◆ **ACTIVITY**
Look through the records below for the line holding "Two structures of". Write it out exactly, with each following line through the line holding "B is lower, by".

◆ **DATA EXCERPTS**
::::::::::
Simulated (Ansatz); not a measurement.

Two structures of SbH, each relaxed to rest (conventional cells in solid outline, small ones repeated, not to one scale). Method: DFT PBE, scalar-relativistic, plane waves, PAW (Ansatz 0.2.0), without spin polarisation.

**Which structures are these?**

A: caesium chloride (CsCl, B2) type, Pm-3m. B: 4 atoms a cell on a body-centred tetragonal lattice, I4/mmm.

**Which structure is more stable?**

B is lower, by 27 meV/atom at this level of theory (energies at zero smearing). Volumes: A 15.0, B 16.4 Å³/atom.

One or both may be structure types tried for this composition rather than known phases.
::::::::::

◆ **SOLUTION**
Two structures of SbH, each relaxed to rest (conventional cells in solid outline, small ones repeated, not to one scale). Method: DFT PBE, scalar-relativistic, plane waves, PAW (Ansatz 0.2.0), without spin polarisation.

**Which structures are these?**

A: caesium chloride (CsCl, B2) type, Pm-3m. B: 4 atoms a cell on a body-centred tetragonal lattice, I4/mmm.

**Which structure is more stable?**

B is lower, by 27 meV/atom at this level of theory (energies at zero smearing). Volumes: A 15.0, B 16.4 Å³/atom.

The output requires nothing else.